-- Brief --
Print the data again, exactly.

[Start of Attachment]

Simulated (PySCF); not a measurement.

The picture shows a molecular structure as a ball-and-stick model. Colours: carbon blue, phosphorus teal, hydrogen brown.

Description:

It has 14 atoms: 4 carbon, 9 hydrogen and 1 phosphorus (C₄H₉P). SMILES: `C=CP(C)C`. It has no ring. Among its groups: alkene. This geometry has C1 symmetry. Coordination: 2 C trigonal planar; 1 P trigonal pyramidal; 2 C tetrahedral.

[End of Attachment]

-- Solution --
Simulated (PySCF); not a measurement.

The picture shows a molecular structure as a ball-and-stick model. Colours: carbon blue, phosphorus teal, hydrogen brown.

Description:

It has 14 atoms: 4 carbon, 9 hydrogen and 1 phosphorus (C₄H₉P). SMILES: `C=CP(C)C`. It has no ring. Among its groups: alkene. This geometry has C1 symmetry. Coordination: 2 C trigonal planar; 1 P trigonal pyramidal; 2 C tetrahedral.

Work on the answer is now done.